Work request: When you reach the records below, repeat each one exactly as written.

+ + + +
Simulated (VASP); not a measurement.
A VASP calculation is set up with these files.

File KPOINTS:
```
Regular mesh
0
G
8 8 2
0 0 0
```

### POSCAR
+ + + +

Response:
Simulated (VASP); not a measurement.
A VASP calculation is set up with these files.

File KPOINTS:
```
Regular mesh
0
G
8 8 2
0 0 0
```

### POSCAR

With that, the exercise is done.